⟨

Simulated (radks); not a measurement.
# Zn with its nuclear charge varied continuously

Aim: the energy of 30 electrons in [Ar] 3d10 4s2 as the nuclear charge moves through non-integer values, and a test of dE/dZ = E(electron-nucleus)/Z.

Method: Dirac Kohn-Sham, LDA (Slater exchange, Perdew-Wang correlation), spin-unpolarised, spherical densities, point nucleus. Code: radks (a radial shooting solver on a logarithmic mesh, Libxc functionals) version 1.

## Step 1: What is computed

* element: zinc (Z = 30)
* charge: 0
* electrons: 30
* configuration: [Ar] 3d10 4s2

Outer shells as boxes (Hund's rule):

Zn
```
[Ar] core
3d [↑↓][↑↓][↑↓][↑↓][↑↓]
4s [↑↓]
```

⟩

## Assignment
What should be returned is the run of lines from the first line of the material through the line containing "## Step 1: What is computed", exact and inclusive, and nothing else.

## Task result
Simulated (radks); not a measurement.
# Zn with its nuclear charge varied continuously

Aim: the energy of 30 electrons in [Ar] 3d10 4s2 as the nuclear charge moves through non-integer values, and a test of dE/dZ = E(electron-nucleus)/Z.

Method: Dirac Kohn-Sham, LDA (Slater exchange, Perdew-Wang correlation), spin-unpolarised, spherical densities, point nucleus. Code: radks (a radial shooting solver on a logarithmic mesh, Libxc functionals) version 1.

## Step 1: What is computed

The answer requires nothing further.